━━━━━━━━━━

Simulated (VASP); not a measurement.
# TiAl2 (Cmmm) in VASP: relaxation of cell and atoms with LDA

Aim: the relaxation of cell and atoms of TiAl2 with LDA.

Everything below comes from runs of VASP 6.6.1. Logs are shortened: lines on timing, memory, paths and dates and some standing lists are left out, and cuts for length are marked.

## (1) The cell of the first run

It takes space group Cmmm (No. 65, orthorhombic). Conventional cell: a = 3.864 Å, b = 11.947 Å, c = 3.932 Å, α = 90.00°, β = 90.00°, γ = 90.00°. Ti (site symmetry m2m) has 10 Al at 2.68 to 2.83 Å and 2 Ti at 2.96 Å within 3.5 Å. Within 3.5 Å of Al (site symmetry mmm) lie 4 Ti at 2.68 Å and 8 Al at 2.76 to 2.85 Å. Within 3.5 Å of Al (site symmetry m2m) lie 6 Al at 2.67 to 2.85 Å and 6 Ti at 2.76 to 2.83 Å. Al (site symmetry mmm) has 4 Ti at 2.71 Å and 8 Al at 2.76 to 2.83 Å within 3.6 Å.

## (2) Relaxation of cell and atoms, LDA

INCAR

━━━━━━━━━━

### Requirement
Repeat what the records above say. Use their exact words.

### Written answer
Simulated (VASP); not a measurement.
# TiAl2 (Cmmm) in VASP: relaxation of cell and atoms with LDA

Aim: the relaxation of cell and atoms of TiAl2 with LDA.

Everything below comes from runs of VASP 6.6.1. Logs are shortened: lines on timing, memory, paths and dates and some standing lists are left out, and cuts for length are marked.

## (1) The cell of the first run

It takes space group Cmmm (No. 65, orthorhombic). Conventional cell: a = 3.864 Å, b = 11.947 Å, c = 3.932 Å, α = 90.00°, β = 90.00°, γ = 90.00°. Ti (site symmetry m2m) has 10 Al at 2.68 to 2.83 Å and 2 Ti at 2.96 Å within 3.5 Å. Within 3.5 Å of Al (site symmetry mmm) lie 4 Ti at 2.68 Å and 8 Al at 2.76 to 2.85 Å. Within 3.5 Å of Al (site symmetry m2m) lie 6 Al at 2.67 to 2.85 Å and 6 Ti at 2.76 to 2.83 Å. Al (site symmetry mmm) has 4 Ti at 2.71 Å and 8 Al at 2.76 to 2.83 Å within 3.6 Å.

## (2) Relaxation of cell and atoms, LDA

INCAR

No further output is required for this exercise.